### Records shown
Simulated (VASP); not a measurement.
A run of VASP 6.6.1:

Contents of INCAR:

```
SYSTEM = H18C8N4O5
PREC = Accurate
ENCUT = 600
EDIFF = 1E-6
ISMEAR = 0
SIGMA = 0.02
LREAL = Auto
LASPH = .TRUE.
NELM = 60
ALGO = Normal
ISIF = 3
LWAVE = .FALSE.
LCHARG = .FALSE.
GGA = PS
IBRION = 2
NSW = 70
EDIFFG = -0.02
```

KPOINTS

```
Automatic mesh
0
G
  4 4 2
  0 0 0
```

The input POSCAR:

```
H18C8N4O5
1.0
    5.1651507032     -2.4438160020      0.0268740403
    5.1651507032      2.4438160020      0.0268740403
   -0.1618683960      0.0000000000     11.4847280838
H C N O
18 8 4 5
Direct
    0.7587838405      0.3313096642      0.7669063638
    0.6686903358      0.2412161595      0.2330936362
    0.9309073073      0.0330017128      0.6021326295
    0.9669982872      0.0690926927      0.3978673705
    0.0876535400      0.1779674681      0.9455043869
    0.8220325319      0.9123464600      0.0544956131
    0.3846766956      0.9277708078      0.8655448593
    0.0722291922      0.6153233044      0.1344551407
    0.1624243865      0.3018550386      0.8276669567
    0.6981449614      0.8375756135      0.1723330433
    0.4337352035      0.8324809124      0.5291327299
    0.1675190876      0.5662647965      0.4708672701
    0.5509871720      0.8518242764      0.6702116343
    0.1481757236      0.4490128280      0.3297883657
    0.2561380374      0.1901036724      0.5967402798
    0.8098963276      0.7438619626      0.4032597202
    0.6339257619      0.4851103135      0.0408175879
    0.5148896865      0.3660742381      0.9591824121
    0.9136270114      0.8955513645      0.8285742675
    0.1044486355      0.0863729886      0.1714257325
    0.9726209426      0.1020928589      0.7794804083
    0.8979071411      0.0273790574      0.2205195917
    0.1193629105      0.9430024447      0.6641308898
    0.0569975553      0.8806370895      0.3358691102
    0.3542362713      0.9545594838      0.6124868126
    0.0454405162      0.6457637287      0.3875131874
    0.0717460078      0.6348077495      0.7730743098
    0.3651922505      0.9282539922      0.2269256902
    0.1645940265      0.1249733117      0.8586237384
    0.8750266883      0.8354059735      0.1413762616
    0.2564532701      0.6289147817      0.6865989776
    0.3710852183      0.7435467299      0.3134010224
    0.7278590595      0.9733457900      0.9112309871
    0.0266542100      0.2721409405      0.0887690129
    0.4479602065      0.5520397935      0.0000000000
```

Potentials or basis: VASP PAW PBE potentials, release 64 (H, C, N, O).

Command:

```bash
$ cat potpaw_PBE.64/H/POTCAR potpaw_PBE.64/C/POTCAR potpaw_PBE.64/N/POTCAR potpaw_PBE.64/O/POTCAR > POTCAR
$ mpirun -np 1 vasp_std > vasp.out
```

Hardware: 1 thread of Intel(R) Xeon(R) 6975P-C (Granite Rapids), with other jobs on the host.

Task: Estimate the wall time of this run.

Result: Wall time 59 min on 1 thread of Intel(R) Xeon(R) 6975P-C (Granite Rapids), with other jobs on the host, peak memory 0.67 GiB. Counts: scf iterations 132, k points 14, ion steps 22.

### Assigned task
Repeat, word for word, the lines above between the line holding "Potentials or basis: VASP" and the line holding "Task: Estimate the wall time of this run.", inclusive; omit everything else.

### Solution
Potentials or basis: VASP PAW PBE potentials, release 64 (H, C, N, O).

Command:

```bash
$ cat potpaw_PBE.64/H/POTCAR potpaw_PBE.64/C/POTCAR potpaw_PBE.64/N/POTCAR potpaw_PBE.64/O/POTCAR > POTCAR
$ mpirun -np 1 vasp_std > vasp.out
```

Hardware: 1 thread of Intel(R) Xeon(R) 6975P-C (Granite Rapids), with other jobs on the host.

Task: Estimate the wall time of this run.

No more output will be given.